****************

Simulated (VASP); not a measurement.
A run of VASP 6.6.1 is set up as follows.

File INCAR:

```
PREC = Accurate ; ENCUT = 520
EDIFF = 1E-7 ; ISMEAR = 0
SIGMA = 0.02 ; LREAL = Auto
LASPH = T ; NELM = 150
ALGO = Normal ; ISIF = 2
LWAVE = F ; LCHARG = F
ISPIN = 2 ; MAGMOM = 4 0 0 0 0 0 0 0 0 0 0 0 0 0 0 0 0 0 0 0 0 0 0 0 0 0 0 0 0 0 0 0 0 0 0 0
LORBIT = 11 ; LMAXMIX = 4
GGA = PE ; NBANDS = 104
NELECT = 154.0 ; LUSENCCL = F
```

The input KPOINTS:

****************

● WORK ORDER: Without dropping a single line, output the records above exactly.

● WRITTEN ANSWER:
Simulated (VASP); not a measurement.
A run of VASP 6.6.1 is set up as follows.

File INCAR:

```
PREC = Accurate ; ENCUT = 520
EDIFF = 1E-7 ; ISMEAR = 0
SIGMA = 0.02 ; LREAL = Auto
LASPH = T ; NELM = 150
ALGO = Normal ; ISIF = 2
LWAVE = F ; LCHARG = F
ISPIN = 2 ; MAGMOM = 4 0 0 0 0 0 0 0 0 0 0 0 0 0 0 0 0 0 0 0 0 0 0 0 0 0 0 0 0 0 0 0 0 0 0 0
LORBIT = 11 ; LMAXMIX = 4
GGA = PE ; NBANDS = 104
NELECT = 154.0 ; LUSENCCL = F
```

The input KPOINTS:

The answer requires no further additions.